### [ASSIGNED TASK]
The lines needed are those from the start of the records through the line holding "C. k mesh 2 × 2 × 2", each copied exactly.

### [SUPPLIED RECORDS]
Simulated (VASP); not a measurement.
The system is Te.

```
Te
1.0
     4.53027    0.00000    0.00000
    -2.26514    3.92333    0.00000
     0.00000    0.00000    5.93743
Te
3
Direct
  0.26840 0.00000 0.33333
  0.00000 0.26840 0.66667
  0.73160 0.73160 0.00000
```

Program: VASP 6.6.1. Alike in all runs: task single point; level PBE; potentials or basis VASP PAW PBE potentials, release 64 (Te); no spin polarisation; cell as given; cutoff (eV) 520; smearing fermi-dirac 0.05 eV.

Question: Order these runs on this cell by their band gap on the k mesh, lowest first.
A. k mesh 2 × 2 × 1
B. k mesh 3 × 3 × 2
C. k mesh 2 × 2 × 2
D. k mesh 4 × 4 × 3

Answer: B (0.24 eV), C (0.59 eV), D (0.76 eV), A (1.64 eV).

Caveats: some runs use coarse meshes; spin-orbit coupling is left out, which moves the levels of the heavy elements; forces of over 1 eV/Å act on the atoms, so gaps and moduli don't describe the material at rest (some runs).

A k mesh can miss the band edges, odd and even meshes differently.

### [ANSWER BOX]
Simulated (VASP); not a measurement.
The system is Te.

```
Te
1.0
     4.53027    0.00000    0.00000
    -2.26514    3.92333    0.00000
     0.00000    0.00000    5.93743
Te
3
Direct
  0.26840 0.00000 0.33333
  0.00000 0.26840 0.66667
  0.73160 0.73160 0.00000
```

Program: VASP 6.6.1. Alike in all runs: task single point; level PBE; potentials or basis VASP PAW PBE potentials, release 64 (Te); no spin polarisation; cell as given; cutoff (eV) 520; smearing fermi-dirac 0.05 eV.

Question: Order these runs on this cell by their band gap on the k mesh, lowest first.
A. k mesh 2 × 2 × 1
B. k mesh 3 × 3 × 2
C. k mesh 2 × 2 × 2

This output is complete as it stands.